## Assigned task
After reading the records, print them all again exactly as they stand.

(Extracted entries Opens)
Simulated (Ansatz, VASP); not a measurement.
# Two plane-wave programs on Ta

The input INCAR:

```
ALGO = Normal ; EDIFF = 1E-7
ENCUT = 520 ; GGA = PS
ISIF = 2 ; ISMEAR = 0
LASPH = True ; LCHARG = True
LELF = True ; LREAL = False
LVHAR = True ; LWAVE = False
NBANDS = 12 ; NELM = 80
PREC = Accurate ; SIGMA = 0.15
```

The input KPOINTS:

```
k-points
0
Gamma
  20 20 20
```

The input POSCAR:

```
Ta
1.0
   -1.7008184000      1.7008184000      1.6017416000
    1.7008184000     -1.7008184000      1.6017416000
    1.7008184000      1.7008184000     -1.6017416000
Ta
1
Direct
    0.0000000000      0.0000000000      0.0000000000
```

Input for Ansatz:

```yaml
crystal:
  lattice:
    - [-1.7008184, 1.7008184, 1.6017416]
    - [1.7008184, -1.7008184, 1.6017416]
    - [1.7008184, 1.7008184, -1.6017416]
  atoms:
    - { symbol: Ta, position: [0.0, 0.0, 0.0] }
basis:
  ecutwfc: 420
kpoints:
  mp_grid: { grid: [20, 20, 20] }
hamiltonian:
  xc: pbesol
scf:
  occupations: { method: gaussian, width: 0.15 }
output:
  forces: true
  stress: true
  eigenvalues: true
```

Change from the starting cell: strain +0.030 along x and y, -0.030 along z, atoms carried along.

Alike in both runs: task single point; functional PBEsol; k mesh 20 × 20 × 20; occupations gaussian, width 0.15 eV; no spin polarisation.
(Extracted entries Closes)

## Reply
Simulated (Ansatz, VASP); not a measurement.
# Two plane-wave programs on Ta

The input INCAR:

```
ALGO = Normal ; EDIFF = 1E-7
ENCUT = 520 ; GGA = PS
ISIF = 2 ; ISMEAR = 0
LASPH = True ; LCHARG = True
LELF = True ; LREAL = False
LVHAR = True ; LWAVE = False
NBANDS = 12 ; NELM = 80
PREC = Accurate ; SIGMA = 0.15
```

The input KPOINTS:

```
k-points
0
Gamma
  20 20 20
```

The input POSCAR:

```
Ta
1.0
   -1.7008184000      1.7008184000      1.6017416000
    1.7008184000     -1.7008184000      1.6017416000
    1.7008184000      1.7008184000     -1.6017416000
Ta
1
Direct
    0.0000000000      0.0000000000      0.0000000000
```

Input for Ansatz:

```yaml
crystal:
  lattice:
    - [-1.7008184, 1.7008184, 1.6017416]
    - [1.7008184, -1.7008184, 1.6017416]
    - [1.7008184, 1.7008184, -1.6017416]
  atoms:
    - { symbol: Ta, position: [0.0, 0.0, 0.0] }
basis:
  ecutwfc: 420
kpoints:
  mp_grid: { grid: [20, 20, 20] }
hamiltonian:
  xc: pbesol
scf:
  occupations: { method: gaussian, width: 0.15 }
output:
  forces: true
  stress: true
  eigenvalues: true
```

Change from the starting cell: strain +0.030 along x and y, -0.030 along z, atoms carried along.

Alike in both runs: task single point; functional PBEsol; k mesh 20 × 20 × 20; occupations gaussian, width 0.15 eV; no spin polarisation.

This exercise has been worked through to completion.